From the first line to the last, retype the data below exactly.

BEGIN DATASET RECORDS
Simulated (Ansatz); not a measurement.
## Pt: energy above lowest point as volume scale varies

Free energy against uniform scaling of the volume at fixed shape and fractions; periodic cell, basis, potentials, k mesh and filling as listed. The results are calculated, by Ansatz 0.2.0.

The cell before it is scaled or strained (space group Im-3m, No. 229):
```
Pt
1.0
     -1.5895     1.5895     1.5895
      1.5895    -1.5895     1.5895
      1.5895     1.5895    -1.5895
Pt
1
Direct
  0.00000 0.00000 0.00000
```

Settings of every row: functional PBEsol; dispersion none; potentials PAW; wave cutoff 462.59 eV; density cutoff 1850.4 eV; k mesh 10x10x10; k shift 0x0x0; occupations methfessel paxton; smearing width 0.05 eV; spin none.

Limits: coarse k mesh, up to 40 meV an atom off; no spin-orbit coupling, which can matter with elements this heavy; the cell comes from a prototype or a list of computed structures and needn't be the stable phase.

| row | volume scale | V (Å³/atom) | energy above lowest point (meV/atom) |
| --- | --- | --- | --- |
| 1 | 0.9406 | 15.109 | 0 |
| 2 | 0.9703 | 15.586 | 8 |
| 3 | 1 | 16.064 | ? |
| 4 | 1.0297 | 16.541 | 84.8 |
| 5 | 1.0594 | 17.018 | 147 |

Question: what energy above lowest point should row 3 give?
END DATASET RECORDS

◆ EXERCISE ANSWER:
Simulated (Ansatz); not a measurement.
## Pt: energy above lowest point as volume scale varies

Free energy against uniform scaling of the volume at fixed shape and fractions; periodic cell, basis, potentials, k mesh and filling as listed. The results are calculated, by Ansatz 0.2.0.

The cell before it is scaled or strained (space group Im-3m, No. 229):
```
Pt
1.0
     -1.5895     1.5895     1.5895
      1.5895    -1.5895     1.5895
      1.5895     1.5895    -1.5895
Pt
1
Direct
  0.00000 0.00000 0.00000
```

Settings of every row: functional PBEsol; dispersion none; potentials PAW; wave cutoff 462.59 eV; density cutoff 1850.4 eV; k mesh 10x10x10; k shift 0x0x0; occupations methfessel paxton; smearing width 0.05 eV; spin none.

Limits: coarse k mesh, up to 40 meV an atom off; no spin-orbit coupling, which can matter with elements this heavy; the cell comes from a prototype or a list of computed structures and needn't be the stable phase.

| row | volume scale | V (Å³/atom) | energy above lowest point (meV/atom) |
| --- | --- | --- | --- |
| 1 | 0.9406 | 15.109 | 0 |
| 2 | 0.9703 | 15.586 | 8 |
| 3 | 1 | 16.064 | ? |
| 4 | 1.0297 | 16.541 | 84.8 |
| 5 | 1.0594 | 17.018 | 147 |

Question: what energy above lowest point should row 3 give?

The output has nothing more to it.